* EXERCISE: Copy the lines below verbatim. Begin with the first and end with the line containing "A closed system".

──────── RECORD SET ────────

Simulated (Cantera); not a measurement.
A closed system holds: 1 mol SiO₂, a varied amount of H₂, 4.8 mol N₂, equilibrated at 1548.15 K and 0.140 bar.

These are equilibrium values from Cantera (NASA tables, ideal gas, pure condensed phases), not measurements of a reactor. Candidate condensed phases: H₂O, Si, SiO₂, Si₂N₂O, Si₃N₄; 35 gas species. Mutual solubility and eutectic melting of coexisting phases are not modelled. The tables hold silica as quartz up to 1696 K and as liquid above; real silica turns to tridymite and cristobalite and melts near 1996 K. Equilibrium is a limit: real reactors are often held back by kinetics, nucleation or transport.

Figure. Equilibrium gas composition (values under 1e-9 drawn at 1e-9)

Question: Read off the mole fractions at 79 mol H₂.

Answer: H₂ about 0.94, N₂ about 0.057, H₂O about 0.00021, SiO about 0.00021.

────────

* WRITTEN ANSWER:
Simulated (Cantera); not a measurement.
A closed system holds: 1 mol SiO₂, a varied amount of H₂, 4.8 mol N₂, equilibrated at 1548.15 K and 0.140 bar.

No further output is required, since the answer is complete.